** INFORMATION SHOWN follows **

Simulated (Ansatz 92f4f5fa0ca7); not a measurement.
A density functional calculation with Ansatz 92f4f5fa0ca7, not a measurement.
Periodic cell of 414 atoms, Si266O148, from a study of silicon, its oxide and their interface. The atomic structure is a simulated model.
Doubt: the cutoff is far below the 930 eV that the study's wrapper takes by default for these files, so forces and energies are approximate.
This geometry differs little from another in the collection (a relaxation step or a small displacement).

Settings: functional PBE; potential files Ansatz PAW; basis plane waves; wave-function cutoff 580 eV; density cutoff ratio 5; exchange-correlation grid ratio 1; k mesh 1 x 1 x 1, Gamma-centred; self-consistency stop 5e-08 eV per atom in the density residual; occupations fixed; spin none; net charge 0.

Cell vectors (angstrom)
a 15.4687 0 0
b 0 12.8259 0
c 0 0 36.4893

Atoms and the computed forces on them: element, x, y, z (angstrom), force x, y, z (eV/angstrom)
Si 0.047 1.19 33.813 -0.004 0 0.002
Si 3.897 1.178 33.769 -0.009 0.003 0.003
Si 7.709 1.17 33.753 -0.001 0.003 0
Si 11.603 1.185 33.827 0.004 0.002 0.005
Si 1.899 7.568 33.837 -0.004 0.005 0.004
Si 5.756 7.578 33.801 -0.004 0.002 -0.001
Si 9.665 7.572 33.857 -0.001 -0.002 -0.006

** End of INFORMATION SHOWN **

EXERCISE> Of all the entries above, output exactly the lines between the one holding "Si 1.899 7.568 33.837 -0.004 0.005 0.004" and the one holding "Si 5.756 7.578 33.801 -0.004 0.002 -0.001", inclusive.

REPLY>
Si 1.899 7.568 33.837 -0.004 0.005 0.004
Si 5.756 7.578 33.801 -0.004 0.002 -0.001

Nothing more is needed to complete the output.